> [WORK ORDER]
Output every record below exactly as it appears.

[Opening DATA FOR REVIEW section]

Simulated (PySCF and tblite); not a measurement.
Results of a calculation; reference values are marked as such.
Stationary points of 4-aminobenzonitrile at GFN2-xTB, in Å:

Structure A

[Closing DATA FOR REVIEW section]

> [TASK RESULT]
Simulated (PySCF and tblite); not a measurement.
Results of a calculation; reference values are marked as such.
Stationary points of 4-aminobenzonitrile at GFN2-xTB, in Å:

Structure A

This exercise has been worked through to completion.